= = = = =

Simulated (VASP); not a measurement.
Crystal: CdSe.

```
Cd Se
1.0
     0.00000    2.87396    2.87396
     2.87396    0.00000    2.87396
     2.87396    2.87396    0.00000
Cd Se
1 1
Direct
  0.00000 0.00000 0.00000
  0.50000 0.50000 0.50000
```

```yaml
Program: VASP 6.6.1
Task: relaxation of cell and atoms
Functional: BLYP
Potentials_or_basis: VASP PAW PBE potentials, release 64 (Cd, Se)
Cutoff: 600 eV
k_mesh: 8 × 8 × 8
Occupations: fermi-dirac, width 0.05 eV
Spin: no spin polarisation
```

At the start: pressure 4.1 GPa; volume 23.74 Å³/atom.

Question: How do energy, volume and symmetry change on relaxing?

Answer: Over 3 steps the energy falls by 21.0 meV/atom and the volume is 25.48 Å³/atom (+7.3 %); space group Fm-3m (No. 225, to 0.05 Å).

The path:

= = = = =

_Activity_
All the entries above need to be repeated word for word.

_Exercise response_
Simulated (VASP); not a measurement.
Crystal: CdSe.

```
Cd Se
1.0
     0.00000    2.87396    2.87396
     2.87396    0.00000    2.87396
     2.87396    2.87396    0.00000
Cd Se
1 1
Direct
  0.00000 0.00000 0.00000
  0.50000 0.50000 0.50000
```

```yaml
Program: VASP 6.6.1
Task: relaxation of cell and atoms
Functional: BLYP
Potentials_or_basis: VASP PAW PBE potentials, release 64 (Cd, Se)
Cutoff: 600 eV
k_mesh: 8 × 8 × 8
Occupations: fermi-dirac, width 0.05 eV
Spin: no spin polarisation
```

At the start: pressure 4.1 GPa; volume 23.74 Å³/atom.

Question: How do energy, volume and symmetry change on relaxing?

Answer: Over 3 steps the energy falls by 21.0 meV/atom and the volume is 25.48 Å³/atom (+7.3 %); space group Fm-3m (No. 225, to 0.05 Å).

The path:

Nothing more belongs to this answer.